WORK TASK
Each entry should be written out once more, exactly as given below.

↓
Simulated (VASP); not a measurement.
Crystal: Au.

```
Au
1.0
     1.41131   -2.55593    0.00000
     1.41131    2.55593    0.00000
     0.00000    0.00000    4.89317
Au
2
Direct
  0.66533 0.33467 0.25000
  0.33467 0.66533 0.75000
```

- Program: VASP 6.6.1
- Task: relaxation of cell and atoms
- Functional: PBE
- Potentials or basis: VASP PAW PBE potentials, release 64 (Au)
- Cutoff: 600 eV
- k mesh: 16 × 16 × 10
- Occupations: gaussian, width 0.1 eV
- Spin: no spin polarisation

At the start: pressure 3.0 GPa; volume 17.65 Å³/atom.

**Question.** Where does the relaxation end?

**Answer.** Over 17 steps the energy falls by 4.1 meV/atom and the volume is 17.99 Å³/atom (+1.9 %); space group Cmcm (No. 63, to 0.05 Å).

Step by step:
↑

TASK RESPONSE
Simulated (VASP); not a measurement.
Crystal: Au.

```
Au
1.0
     1.41131   -2.55593    0.00000
     1.41131    2.55593    0.00000
     0.00000    0.00000    4.89317
Au
2
Direct
  0.66533 0.33467 0.25000
  0.33467 0.66533 0.75000
```

- Program: VASP 6.6.1
- Task: relaxation of cell and atoms
- Functional: PBE
- Potentials or basis: VASP PAW PBE potentials, release 64 (Au)
- Cutoff: 600 eV
- k mesh: 16 × 16 × 10
- Occupations: gaussian, width 0.1 eV
- Spin: no spin polarisation

At the start: pressure 3.0 GPa; volume 17.65 Å³/atom.

**Question.** Where does the relaxation end?

**Answer.** Over 17 steps the energy falls by 4.1 meV/atom and the volume is 17.99 Å³/atom (+1.9 %); space group Cmcm (No. 63, to 0.05 Å).

Step by step:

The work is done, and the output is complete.